Work order: Your answer must contain each line of the data, copied exactly.

Excerpted data:
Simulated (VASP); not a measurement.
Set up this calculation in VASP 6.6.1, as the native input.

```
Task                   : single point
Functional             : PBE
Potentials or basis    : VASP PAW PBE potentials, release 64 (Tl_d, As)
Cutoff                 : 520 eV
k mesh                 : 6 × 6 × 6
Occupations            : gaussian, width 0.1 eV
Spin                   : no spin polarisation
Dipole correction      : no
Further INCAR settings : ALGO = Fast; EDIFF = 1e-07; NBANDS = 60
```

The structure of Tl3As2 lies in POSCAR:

Answer section:
Simulated (VASP); not a measurement.
Set up this calculation in VASP 6.6.1, as the native input.

```
Task                   : single point
Functional             : PBE
Potentials or basis    : VASP PAW PBE potentials, release 64 (Tl_d, As)
Cutoff                 : 520 eV
k mesh                 : 6 × 6 × 6
Occupations            : gaussian, width 0.1 eV
Spin                   : no spin polarisation
Dipole correction      : no
Further INCAR settings : ALGO = Fast; EDIFF = 1e-07; NBANDS = 60
```

The structure of Tl3As2 lies in POSCAR:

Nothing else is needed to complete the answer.